Work order
Beginning with the first line and ending with the one containing "ΔE counts from fcc.", copy the lines of the listing below exactly; omit everything else.

---------- Dataset records

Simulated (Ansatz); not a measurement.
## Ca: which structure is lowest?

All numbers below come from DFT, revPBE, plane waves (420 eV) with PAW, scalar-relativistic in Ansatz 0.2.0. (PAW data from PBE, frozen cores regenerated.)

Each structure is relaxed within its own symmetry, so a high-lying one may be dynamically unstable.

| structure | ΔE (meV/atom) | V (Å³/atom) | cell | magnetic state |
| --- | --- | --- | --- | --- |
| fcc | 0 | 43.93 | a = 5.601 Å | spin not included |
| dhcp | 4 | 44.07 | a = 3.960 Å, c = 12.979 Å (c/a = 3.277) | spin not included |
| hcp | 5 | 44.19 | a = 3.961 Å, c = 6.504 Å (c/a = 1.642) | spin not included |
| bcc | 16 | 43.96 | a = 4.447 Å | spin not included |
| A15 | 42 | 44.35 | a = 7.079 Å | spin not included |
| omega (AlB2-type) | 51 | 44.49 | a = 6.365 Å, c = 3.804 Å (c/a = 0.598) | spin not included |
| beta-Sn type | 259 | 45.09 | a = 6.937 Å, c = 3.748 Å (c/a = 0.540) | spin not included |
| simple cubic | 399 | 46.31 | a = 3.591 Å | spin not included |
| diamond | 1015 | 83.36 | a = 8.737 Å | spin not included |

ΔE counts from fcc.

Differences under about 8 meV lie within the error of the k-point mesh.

--------------------

Solution
Simulated (Ansatz); not a measurement.
## Ca: which structure is lowest?

All numbers below come from DFT, revPBE, plane waves (420 eV) with PAW, scalar-relativistic in Ansatz 0.2.0. (PAW data from PBE, frozen cores regenerated.)

Each structure is relaxed within its own symmetry, so a high-lying one may be dynamically unstable.

| structure | ΔE (meV/atom) | V (Å³/atom) | cell | magnetic state |
| --- | --- | --- | --- | --- |
| fcc | 0 | 43.93 | a = 5.601 Å | spin not included |
| dhcp | 4 | 44.07 | a = 3.960 Å, c = 12.979 Å (c/a = 3.277) | spin not included |
| hcp | 5 | 44.19 | a = 3.961 Å, c = 6.504 Å (c/a = 1.642) | spin not included |
| bcc | 16 | 43.96 | a = 4.447 Å | spin not included |
| A15 | 42 | 44.35 | a = 7.079 Å | spin not included |
| omega (AlB2-type) | 51 | 44.49 | a = 6.365 Å, c = 3.804 Å (c/a = 0.598) | spin not included |
| beta-Sn type | 259 | 45.09 | a = 6.937 Å, c = 3.748 Å (c/a = 0.540) | spin not included |
| simple cubic | 399 | 46.31 | a = 3.591 Å | spin not included |
| diamond | 1015 | 83.36 | a = 8.737 Å | spin not included |

ΔE counts from fcc.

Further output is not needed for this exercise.